| Action item |
An exact reprint of all the records is the expected answer.

─── Given data

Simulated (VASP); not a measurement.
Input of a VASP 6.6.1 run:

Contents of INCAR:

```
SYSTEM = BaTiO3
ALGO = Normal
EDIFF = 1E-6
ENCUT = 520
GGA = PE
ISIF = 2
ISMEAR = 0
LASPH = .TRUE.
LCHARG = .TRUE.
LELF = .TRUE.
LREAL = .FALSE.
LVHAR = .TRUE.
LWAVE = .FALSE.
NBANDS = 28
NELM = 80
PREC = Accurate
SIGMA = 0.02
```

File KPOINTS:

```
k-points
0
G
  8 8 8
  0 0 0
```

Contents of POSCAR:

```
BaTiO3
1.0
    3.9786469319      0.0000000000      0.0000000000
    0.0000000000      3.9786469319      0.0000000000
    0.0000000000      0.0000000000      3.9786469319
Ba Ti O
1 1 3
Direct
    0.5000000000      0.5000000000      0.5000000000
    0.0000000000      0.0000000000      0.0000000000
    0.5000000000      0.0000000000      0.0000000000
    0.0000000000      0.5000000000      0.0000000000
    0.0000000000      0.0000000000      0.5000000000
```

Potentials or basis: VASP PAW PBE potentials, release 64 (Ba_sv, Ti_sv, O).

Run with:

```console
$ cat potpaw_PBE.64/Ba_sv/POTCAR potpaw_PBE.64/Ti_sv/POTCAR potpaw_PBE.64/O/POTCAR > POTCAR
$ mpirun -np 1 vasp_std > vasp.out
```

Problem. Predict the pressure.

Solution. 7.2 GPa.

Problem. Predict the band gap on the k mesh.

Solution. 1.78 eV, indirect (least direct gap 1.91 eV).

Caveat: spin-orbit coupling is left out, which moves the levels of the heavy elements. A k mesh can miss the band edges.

──────

| Written reply |
Simulated (VASP); not a measurement.
Input of a VASP 6.6.1 run:

Contents of INCAR:

```
SYSTEM = BaTiO3
ALGO = Normal
EDIFF = 1E-6
ENCUT = 520
GGA = PE
ISIF = 2
ISMEAR = 0
LASPH = .TRUE.
LCHARG = .TRUE.
LELF = .TRUE.
LREAL = .FALSE.
LVHAR = .TRUE.
LWAVE = .FALSE.
NBANDS = 28
NELM = 80
PREC = Accurate
SIGMA = 0.02
```

File KPOINTS:

```
k-points
0
G
  8 8 8
  0 0 0
```

Contents of POSCAR:

```
BaTiO3
1.0
    3.9786469319      0.0000000000      0.0000000000
    0.0000000000      3.9786469319      0.0000000000
    0.0000000000      0.0000000000      3.9786469319
Ba Ti O
1 1 3
Direct
    0.5000000000      0.5000000000      0.5000000000
    0.0000000000      0.0000000000      0.0000000000
    0.5000000000      0.0000000000      0.0000000000
    0.0000000000      0.5000000000      0.0000000000
    0.0000000000      0.0000000000      0.5000000000
```

Potentials or basis: VASP PAW PBE potentials, release 64 (Ba_sv, Ti_sv, O).

Run with:

```console
$ cat potpaw_PBE.64/Ba_sv/POTCAR potpaw_PBE.64/Ti_sv/POTCAR potpaw_PBE.64/O/POTCAR > POTCAR
$ mpirun -np 1 vasp_std > vasp.out
```

Problem. Predict the pressure.

Solution. 7.2 GPa.

Problem. Predict the band gap on the k mesh.

Solution. 1.78 eV, indirect (least direct gap 1.91 eV).

Caveat: spin-orbit coupling is left out, which moves the levels of the heavy elements. A k mesh can miss the band edges.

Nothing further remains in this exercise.